◇ ◇ ◇ ◇ ◇

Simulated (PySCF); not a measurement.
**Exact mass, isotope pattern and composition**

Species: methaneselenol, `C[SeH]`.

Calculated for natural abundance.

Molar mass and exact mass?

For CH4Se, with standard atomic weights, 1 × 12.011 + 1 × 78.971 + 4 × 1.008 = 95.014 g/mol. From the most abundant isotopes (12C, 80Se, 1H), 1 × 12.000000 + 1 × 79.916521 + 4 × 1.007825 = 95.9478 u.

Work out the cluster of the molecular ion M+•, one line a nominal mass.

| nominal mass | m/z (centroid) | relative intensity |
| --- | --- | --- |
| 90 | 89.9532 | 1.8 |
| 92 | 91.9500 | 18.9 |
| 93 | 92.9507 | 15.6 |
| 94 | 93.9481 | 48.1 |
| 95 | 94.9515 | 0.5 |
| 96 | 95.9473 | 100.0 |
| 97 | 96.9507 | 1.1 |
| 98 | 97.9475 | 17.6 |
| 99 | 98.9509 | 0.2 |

◇ ◇ ◇ ◇ ◇

## [ACTION ITEM]
Retype the portion of the data above that starts on the line with "92.9507 | 15.6 |" and finishes on the line with "97.9475 | 17.6 |", including both of those lines.

## [EXERCISE RESPONSE]
| 93 | 92.9507 | 15.6 |
| 94 | 93.9481 | 48.1 |
| 95 | 94.9515 | 0.5 |
| 96 | 95.9473 | 100.0 |
| 97 | 96.9507 | 1.1 |
| 98 | 97.9475 | 17.6 |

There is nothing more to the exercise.